> _Brief_:
Every entry in the following data should be output exactly.

******

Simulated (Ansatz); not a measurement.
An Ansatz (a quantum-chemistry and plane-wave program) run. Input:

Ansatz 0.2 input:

******

> _Expected answer_:
Simulated (Ansatz); not a measurement.
An Ansatz (a quantum-chemistry and plane-wave program) run. Input:

Ansatz 0.2 input:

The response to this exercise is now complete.